Everything in the listing below from the line containing "The driver reads" through the line containing "does it need?" must be repeated exactly; the remaining lines are not wanted.

Extracted entries.
++++++++++++++++++++

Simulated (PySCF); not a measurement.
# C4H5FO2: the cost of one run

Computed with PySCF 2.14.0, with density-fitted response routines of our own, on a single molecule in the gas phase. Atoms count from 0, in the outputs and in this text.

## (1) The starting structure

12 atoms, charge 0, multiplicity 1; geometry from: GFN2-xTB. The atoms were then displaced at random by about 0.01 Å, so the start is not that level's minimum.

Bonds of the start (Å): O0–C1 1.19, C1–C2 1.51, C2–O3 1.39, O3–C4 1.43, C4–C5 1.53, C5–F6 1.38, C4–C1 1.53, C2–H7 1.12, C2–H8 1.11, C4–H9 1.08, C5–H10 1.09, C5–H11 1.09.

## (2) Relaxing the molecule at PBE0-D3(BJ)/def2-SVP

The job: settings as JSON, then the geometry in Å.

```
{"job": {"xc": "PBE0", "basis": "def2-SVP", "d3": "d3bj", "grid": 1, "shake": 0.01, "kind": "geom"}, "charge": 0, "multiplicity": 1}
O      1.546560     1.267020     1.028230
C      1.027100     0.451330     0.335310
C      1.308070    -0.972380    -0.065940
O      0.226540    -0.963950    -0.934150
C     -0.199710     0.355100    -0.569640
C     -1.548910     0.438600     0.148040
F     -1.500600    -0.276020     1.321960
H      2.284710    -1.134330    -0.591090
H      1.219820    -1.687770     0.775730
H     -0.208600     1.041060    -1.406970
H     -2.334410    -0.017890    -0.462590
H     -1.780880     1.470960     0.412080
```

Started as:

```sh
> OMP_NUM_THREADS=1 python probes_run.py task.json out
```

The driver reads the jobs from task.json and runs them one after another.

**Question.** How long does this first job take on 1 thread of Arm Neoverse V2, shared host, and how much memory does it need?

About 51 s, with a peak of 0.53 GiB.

++++++++++++++++++++

Task response.
The driver reads the jobs from task.json and runs them one after another.

**Question.** How long does this first job take on 1 thread of Arm Neoverse V2, shared host, and how much memory does it need?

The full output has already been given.